▼

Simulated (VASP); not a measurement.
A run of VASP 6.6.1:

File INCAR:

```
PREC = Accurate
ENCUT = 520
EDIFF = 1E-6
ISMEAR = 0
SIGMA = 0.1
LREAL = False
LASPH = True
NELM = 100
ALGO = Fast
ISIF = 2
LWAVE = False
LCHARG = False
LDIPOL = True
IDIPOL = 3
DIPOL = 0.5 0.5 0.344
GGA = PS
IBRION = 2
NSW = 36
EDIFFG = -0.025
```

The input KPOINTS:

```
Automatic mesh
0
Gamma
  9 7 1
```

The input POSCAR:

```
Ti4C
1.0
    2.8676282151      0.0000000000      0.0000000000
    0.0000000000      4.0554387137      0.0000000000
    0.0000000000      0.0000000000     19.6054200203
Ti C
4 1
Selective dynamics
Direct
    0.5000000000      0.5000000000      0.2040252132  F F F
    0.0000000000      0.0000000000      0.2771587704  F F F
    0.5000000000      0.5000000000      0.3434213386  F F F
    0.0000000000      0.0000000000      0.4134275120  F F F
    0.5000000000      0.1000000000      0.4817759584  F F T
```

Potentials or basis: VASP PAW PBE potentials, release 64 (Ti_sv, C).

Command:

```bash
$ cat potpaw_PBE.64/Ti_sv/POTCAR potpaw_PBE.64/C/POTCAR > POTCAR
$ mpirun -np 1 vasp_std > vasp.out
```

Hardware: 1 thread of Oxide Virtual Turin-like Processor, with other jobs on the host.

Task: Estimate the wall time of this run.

▲

**Work item**
In the listing above, start at the line with "Potentials or basis: VASP", go on through the line with "Hardware: 1 thread", and copy each of those lines exactly; leave out all the rest.

**Answer box**
Potentials or basis: VASP PAW PBE potentials, release 64 (Ti_sv, C).

Command:

```bash
$ cat potpaw_PBE.64/Ti_sv/POTCAR potpaw_PBE.64/C/POTCAR > POTCAR
$ mpirun -np 1 vasp_std > vasp.out
```

Hardware: 1 thread of Oxide Virtual Turin-like Processor, with other jobs on the host.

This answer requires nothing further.